>>

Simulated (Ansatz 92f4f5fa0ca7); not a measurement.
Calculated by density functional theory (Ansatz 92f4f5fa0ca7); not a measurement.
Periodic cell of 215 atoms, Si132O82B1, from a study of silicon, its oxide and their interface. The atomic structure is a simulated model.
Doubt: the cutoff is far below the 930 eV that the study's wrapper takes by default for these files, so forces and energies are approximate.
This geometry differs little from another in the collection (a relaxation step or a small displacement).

<<

# Required action
Everything in the listing should be given again word for word.

# Result
Simulated (Ansatz 92f4f5fa0ca7); not a measurement.
Calculated by density functional theory (Ansatz 92f4f5fa0ca7); not a measurement.
Periodic cell of 215 atoms, Si132O82B1, from a study of silicon, its oxide and their interface. The atomic structure is a simulated model.
Doubt: the cutoff is far below the 930 eV that the study's wrapper takes by default for these files, so forces and energies are approximate.
This geometry differs little from another in the collection (a relaxation step or a small displacement).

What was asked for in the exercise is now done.